══════════════════════════════

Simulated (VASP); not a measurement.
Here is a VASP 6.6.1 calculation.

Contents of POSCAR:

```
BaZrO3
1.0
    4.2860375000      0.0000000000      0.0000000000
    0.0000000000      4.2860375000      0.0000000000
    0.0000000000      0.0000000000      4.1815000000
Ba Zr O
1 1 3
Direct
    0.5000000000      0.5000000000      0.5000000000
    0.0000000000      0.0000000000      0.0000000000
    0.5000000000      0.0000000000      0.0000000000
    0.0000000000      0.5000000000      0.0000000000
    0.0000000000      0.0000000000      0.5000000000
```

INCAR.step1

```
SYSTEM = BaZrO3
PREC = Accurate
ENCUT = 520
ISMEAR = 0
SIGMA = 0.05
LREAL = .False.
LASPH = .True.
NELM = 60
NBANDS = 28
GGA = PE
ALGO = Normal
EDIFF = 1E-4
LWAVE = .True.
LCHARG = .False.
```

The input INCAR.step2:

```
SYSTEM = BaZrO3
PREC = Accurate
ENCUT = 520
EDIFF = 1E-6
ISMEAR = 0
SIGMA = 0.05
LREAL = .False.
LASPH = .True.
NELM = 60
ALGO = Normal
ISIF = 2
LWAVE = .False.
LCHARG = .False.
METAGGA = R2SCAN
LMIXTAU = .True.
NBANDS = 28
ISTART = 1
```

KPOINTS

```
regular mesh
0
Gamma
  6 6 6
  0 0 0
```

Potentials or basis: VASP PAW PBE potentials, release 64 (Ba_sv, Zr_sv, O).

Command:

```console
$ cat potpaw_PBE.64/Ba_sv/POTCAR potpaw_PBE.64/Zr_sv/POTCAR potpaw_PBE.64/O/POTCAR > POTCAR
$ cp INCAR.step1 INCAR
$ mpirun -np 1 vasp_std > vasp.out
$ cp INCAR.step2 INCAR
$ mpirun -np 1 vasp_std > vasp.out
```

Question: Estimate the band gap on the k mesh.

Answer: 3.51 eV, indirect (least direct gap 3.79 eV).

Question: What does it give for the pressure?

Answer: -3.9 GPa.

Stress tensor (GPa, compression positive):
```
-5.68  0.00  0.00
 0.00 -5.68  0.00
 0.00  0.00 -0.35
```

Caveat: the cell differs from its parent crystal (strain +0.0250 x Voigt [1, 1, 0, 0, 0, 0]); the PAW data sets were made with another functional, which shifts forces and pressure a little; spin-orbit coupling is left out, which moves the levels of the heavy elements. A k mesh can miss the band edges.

══════════════════════════════

**Work order**
Each line of the records, from the opening one through the line holding "Question: Estimate the", should be restated word for word, with nothing else in the answer.

**Task answer**
Simulated (VASP); not a measurement.
Here is a VASP 6.6.1 calculation.

Contents of POSCAR:

```
BaZrO3
1.0
    4.2860375000      0.0000000000      0.0000000000
    0.0000000000      4.2860375000      0.0000000000
    0.0000000000      0.0000000000      4.1815000000
Ba Zr O
1 1 3
Direct
    0.5000000000      0.5000000000      0.5000000000
    0.0000000000      0.0000000000      0.0000000000
    0.5000000000      0.0000000000      0.0000000000
    0.0000000000      0.5000000000      0.0000000000
    0.0000000000      0.0000000000      0.5000000000
```

INCAR.step1

```
SYSTEM = BaZrO3
PREC = Accurate
ENCUT = 520
ISMEAR = 0
SIGMA = 0.05
LREAL = .False.
LASPH = .True.
NELM = 60
NBANDS = 28
GGA = PE
ALGO = Normal
EDIFF = 1E-4
LWAVE = .True.
LCHARG = .False.
```

The input INCAR.step2:

```
SYSTEM = BaZrO3
PREC = Accurate
ENCUT = 520
EDIFF = 1E-6
ISMEAR = 0
SIGMA = 0.05
LREAL = .False.
LASPH = .True.
NELM = 60
ALGO = Normal
ISIF = 2
LWAVE = .False.
LCHARG = .False.
METAGGA = R2SCAN
LMIXTAU = .True.
NBANDS = 28
ISTART = 1
```

KPOINTS

```
regular mesh
0
Gamma
  6 6 6
  0 0 0
```

Potentials or basis: VASP PAW PBE potentials, release 64 (Ba_sv, Zr_sv, O).

Command:

```console
$ cat potpaw_PBE.64/Ba_sv/POTCAR potpaw_PBE.64/Zr_sv/POTCAR potpaw_PBE.64/O/POTCAR > POTCAR
$ cp INCAR.step1 INCAR
$ mpirun -np 1 vasp_std > vasp.out
$ cp INCAR.step2 INCAR
$ mpirun -np 1 vasp_std > vasp.out
```

Question: Estimate the band gap on the k mesh.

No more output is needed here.